▶ [Activity] Produce the records below again, word for word, but stop after the line that contains "Ansatz 0.2.0; basis: def2-TZVPP".

▶ [Data]
○ ○ ○ ○ ○

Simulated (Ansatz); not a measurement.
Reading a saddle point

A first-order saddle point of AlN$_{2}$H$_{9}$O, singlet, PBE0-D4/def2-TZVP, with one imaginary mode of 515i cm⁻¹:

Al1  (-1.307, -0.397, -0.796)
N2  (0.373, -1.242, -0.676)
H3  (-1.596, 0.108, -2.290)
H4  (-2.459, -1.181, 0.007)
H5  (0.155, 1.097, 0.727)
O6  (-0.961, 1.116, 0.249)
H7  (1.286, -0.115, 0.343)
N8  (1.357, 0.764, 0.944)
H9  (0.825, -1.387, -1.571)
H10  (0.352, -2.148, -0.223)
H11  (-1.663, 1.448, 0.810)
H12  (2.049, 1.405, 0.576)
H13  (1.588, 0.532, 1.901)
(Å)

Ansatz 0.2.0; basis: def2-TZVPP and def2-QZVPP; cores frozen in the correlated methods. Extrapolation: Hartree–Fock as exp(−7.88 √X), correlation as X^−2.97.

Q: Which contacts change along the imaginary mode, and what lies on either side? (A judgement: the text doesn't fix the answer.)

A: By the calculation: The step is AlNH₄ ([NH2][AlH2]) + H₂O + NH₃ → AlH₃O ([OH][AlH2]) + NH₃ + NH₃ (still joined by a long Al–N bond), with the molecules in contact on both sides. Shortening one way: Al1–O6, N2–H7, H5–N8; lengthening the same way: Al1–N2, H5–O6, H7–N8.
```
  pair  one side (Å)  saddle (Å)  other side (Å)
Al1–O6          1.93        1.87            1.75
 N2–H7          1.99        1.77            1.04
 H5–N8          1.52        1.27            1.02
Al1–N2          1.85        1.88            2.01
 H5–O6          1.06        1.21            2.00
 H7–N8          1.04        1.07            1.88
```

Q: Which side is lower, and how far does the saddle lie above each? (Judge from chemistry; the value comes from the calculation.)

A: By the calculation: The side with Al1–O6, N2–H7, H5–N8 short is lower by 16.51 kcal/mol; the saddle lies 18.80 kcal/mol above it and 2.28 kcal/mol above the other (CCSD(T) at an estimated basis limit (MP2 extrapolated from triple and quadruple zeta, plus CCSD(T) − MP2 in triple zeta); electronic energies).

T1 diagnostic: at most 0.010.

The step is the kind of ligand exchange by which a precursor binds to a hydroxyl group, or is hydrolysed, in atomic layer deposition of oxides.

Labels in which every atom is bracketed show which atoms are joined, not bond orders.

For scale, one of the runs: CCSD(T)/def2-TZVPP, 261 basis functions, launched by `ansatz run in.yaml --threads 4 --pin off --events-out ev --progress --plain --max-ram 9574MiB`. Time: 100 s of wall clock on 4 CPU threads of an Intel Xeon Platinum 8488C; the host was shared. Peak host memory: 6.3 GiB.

○ ○ ○ ○ ○

▶ [Written reply]
Simulated (Ansatz); not a measurement.
Reading a saddle point

A first-order saddle point of AlN$_{2}$H$_{9}$O, singlet, PBE0-D4/def2-TZVP, with one imaginary mode of 515i cm⁻¹:

Al1  (-1.307, -0.397, -0.796)
N2  (0.373, -1.242, -0.676)
H3  (-1.596, 0.108, -2.290)
H4  (-2.459, -1.181, 0.007)
H5  (0.155, 1.097, 0.727)
O6  (-0.961, 1.116, 0.249)
H7  (1.286, -0.115, 0.343)
N8  (1.357, 0.764, 0.944)
H9  (0.825, -1.387, -1.571)
H10  (0.352, -2.148, -0.223)
H11  (-1.663, 1.448, 0.810)
H12  (2.049, 1.405, 0.576)
H13  (1.588, 0.532, 1.901)
(Å)

Ansatz 0.2.0; basis: def2-TZVPP and def2-QZVPP; cores frozen in the correlated methods. Extrapolation: Hartree–Fock as exp(−7.88 √X), correlation as X^−2.97.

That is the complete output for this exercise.